[Start of section]

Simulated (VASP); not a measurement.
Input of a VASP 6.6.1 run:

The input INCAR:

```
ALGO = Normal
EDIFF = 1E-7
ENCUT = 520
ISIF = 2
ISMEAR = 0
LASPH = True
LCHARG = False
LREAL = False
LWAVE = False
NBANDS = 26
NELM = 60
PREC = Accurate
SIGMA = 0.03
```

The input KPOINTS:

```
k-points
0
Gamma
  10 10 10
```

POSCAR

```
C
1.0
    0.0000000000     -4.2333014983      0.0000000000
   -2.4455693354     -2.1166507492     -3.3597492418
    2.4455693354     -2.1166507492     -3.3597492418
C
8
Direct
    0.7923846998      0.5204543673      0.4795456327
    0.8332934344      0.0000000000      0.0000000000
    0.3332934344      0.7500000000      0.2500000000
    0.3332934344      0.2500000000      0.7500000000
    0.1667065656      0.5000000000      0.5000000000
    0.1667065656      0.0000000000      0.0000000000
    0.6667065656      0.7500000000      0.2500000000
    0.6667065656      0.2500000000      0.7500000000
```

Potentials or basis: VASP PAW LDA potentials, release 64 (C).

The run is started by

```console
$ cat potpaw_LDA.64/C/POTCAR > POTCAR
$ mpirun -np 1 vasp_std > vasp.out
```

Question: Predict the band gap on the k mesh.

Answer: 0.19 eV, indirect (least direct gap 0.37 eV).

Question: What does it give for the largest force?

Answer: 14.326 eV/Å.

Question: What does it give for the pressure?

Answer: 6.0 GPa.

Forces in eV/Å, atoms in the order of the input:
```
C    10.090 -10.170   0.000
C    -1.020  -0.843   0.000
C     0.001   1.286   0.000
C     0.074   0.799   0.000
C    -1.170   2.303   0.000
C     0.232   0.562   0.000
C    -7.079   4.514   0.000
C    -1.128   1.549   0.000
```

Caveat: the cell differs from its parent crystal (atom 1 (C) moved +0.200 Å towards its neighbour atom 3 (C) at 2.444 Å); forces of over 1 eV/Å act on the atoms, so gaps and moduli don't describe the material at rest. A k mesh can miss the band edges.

[End of section]

Work request: Copy out the lines above exactly, beginning at the one that contains "Potentials or basis: VASP" and ending at the one that contains "Answer: 6.0 GPa.".

Your solution:
Potentials or basis: VASP PAW LDA potentials, release 64 (C).

The run is started by

```console
$ cat potpaw_LDA.64/C/POTCAR > POTCAR
$ mpirun -np 1 vasp_std > vasp.out
```

Question: Predict the band gap on the k mesh.

Answer: 0.19 eV, indirect (least direct gap 0.37 eV).

Question: What does it give for the largest force?

Answer: 14.326 eV/Å.

Question: What does it give for the pressure?

Answer: 6.0 GPa.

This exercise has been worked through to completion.